Exercise:
In the entries below, which lines run from the one containing "- velocity 0.78" to the one containing "- diameter 25.4 mm, mass flow (kg/h): 819"? Copy exactly those lines, ends included, and no others.

*** Opening Dataset extract ***

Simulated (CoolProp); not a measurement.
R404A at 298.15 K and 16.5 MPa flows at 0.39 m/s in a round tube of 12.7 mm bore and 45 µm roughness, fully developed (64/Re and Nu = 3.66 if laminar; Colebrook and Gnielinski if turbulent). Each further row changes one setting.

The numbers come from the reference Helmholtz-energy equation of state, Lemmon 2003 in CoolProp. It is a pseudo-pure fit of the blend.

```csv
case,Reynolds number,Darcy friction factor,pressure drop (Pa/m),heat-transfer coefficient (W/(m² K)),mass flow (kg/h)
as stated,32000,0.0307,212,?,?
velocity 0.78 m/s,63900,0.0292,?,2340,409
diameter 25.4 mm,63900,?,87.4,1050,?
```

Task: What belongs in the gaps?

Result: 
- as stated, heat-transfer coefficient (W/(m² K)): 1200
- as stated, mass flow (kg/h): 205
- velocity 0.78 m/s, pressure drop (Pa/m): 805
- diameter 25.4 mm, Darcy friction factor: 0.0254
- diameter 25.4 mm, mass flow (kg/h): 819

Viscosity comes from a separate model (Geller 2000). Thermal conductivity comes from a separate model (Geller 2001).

*** Closing Dataset extract ***

Your solution:
- velocity 0.78 m/s, pressure drop (Pa/m): 805
- diameter 25.4 mm, Darcy friction factor: 0.0254
- diameter 25.4 mm, mass flow (kg/h): 819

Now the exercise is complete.